+ + + + + + +

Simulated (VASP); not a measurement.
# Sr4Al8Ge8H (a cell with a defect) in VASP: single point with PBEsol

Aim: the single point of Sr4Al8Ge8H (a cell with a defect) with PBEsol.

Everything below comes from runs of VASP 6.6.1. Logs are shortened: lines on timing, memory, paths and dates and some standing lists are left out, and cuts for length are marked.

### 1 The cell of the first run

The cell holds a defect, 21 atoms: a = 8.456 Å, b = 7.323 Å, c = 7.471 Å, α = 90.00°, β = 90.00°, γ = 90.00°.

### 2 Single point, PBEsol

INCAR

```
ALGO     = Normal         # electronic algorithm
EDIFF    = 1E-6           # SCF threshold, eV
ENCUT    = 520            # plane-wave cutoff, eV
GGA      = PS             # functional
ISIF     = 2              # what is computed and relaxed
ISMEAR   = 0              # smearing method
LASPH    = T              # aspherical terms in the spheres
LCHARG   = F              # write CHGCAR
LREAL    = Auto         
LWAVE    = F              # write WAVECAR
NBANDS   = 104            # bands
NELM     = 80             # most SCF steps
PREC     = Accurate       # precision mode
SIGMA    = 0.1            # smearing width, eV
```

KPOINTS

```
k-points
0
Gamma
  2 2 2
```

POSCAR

+ + + + + + +

Requirement.
The lines above from the one with "Everything below comes" through the one with "### 1 The cell of the first run" are to be duplicated exactly, ends included, with nothing added.

Task result.
Everything below comes from runs of VASP 6.6.1. Logs are shortened: lines on timing, memory, paths and dates and some standing lists are left out, and cuts for length are marked.

### 1 The cell of the first run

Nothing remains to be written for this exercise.